Transcribe every record exactly as it appears.

Excerpted data
((

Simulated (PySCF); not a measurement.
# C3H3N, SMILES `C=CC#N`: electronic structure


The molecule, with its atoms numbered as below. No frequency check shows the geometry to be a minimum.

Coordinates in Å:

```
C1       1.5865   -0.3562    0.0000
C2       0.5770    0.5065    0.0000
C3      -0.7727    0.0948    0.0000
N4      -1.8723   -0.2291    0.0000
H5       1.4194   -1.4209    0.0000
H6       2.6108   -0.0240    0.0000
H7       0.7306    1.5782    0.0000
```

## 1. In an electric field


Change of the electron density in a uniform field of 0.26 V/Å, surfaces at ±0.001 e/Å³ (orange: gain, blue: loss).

))

Task result
Simulated (PySCF); not a measurement.
# C3H3N, SMILES `C=CC#N`: electronic structure


The molecule, with its atoms numbered as below. No frequency check shows the geometry to be a minimum.

Coordinates in Å:

```
C1       1.5865   -0.3562    0.0000
C2       0.5770    0.5065    0.0000
C3      -0.7727    0.0948    0.0000
N4      -1.8723   -0.2291    0.0000
H5       1.4194   -1.4209    0.0000
H6       2.6108   -0.0240    0.0000
H7       0.7306    1.5782    0.0000
```

## 1. In an electric field


Change of the electron density in a uniform field of 0.26 V/Å, surfaces at ±0.001 e/Å³ (orange: gain, blue: loss).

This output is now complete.